————

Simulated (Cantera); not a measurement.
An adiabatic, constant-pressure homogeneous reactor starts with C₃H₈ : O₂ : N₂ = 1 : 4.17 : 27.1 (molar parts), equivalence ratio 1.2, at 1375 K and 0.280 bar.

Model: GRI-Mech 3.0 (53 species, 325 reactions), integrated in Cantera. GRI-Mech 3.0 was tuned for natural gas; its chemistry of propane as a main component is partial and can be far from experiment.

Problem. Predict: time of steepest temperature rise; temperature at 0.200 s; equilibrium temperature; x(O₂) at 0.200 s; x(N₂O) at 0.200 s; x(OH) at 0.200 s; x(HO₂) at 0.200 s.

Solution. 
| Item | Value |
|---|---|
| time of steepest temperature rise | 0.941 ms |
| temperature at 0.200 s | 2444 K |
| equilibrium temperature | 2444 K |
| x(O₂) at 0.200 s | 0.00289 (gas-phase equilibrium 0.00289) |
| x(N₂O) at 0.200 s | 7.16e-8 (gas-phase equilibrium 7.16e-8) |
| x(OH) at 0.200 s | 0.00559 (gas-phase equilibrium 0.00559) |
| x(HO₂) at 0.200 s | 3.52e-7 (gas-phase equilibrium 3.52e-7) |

————

**Work task**:
Please copy only these lines, exactly: the first line of the records through the line containing "equilibrium 0.00289) |", ends included.

**Task output**:
Simulated (Cantera); not a measurement.
An adiabatic, constant-pressure homogeneous reactor starts with C₃H₈ : O₂ : N₂ = 1 : 4.17 : 27.1 (molar parts), equivalence ratio 1.2, at 1375 K and 0.280 bar.

Model: GRI-Mech 3.0 (53 species, 325 reactions), integrated in Cantera. GRI-Mech 3.0 was tuned for natural gas; its chemistry of propane as a main component is partial and can be far from experiment.

Problem. Predict: time of steepest temperature rise; temperature at 0.200 s; equilibrium temperature; x(O₂) at 0.200 s; x(N₂O) at 0.200 s; x(OH) at 0.200 s; x(HO₂) at 0.200 s.

Solution. 
| Item | Value |
|---|---|
| time of steepest temperature rise | 0.941 ms |
| temperature at 0.200 s | 2444 K |
| equilibrium temperature | 2444 K |
| x(O₂) at 0.200 s | 0.00289 (gas-phase equilibrium 0.00289) |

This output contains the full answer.